■ **Activity**: Output the full listing word for word.

■ **Excerpted records**:
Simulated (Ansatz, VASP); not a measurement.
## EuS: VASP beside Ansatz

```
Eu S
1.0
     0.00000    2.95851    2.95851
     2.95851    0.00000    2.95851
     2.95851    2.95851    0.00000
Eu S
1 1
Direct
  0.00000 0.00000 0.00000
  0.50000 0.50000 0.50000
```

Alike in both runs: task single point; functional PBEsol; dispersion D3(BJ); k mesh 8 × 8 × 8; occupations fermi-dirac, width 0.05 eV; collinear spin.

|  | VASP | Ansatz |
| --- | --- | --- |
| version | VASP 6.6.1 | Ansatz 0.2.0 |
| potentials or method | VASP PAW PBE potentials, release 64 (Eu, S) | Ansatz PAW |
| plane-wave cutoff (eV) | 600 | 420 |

■ **Exercise result**:
Simulated (Ansatz, VASP); not a measurement.
## EuS: VASP beside Ansatz

```
Eu S
1.0
     0.00000    2.95851    2.95851
     2.95851    0.00000    2.95851
     2.95851    2.95851    0.00000
Eu S
1 1
Direct
  0.00000 0.00000 0.00000
  0.50000 0.50000 0.50000
```

Alike in both runs: task single point; functional PBEsol; dispersion D3(BJ); k mesh 8 × 8 × 8; occupations fermi-dirac, width 0.05 eV; collinear spin.

|  | VASP | Ansatz |
| --- | --- | --- |
| version | VASP 6.6.1 | Ansatz 0.2.0 |
| potentials or method | VASP PAW PBE potentials, release 64 (Eu, S) | Ansatz PAW |
| plane-wave cutoff (eV) | 600 | 420 |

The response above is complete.